▶ [Work order]:
Copy each entry below exactly as it appears.

▶ [Listed records]:
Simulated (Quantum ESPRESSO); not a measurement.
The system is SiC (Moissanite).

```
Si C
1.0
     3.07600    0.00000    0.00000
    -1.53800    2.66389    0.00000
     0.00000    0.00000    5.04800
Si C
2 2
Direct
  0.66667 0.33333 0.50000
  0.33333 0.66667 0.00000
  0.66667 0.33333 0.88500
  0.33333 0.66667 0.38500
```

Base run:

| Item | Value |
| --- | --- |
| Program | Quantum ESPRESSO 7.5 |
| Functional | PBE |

▶ [Answer box]:
Simulated (Quantum ESPRESSO); not a measurement.
The system is SiC (Moissanite).

```
Si C
1.0
     3.07600    0.00000    0.00000
    -1.53800    2.66389    0.00000
     0.00000    0.00000    5.04800
Si C
2 2
Direct
  0.66667 0.33333 0.50000
  0.33333 0.66667 0.00000
  0.66667 0.33333 0.88500
  0.33333 0.66667 0.38500
```

Base run:

| Item | Value |
| --- | --- |
| Program | Quantum ESPRESSO 7.5 |
| Functional | PBE |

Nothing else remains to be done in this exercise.